==============================
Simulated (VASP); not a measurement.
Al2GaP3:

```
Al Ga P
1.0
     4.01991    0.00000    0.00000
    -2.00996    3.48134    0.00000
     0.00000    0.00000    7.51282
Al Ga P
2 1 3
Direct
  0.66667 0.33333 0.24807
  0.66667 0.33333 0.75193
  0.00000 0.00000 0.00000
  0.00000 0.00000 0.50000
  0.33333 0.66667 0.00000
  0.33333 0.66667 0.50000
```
==============================

◆ REQUIRED ACTION ◆
When you answer, repeat all of the material exactly as given.

◆ TASK OUTPUT ◆
Simulated (VASP); not a measurement.
Al2GaP3:

```
Al Ga P
1.0
     4.01991    0.00000    0.00000
    -2.00996    3.48134    0.00000
     0.00000    0.00000    7.51282
Al Ga P
2 1 3
Direct
  0.66667 0.33333 0.24807
  0.66667 0.33333 0.75193
  0.00000 0.00000 0.00000
  0.00000 0.00000 0.50000
  0.33333 0.66667 0.00000
  0.33333 0.66667 0.50000
```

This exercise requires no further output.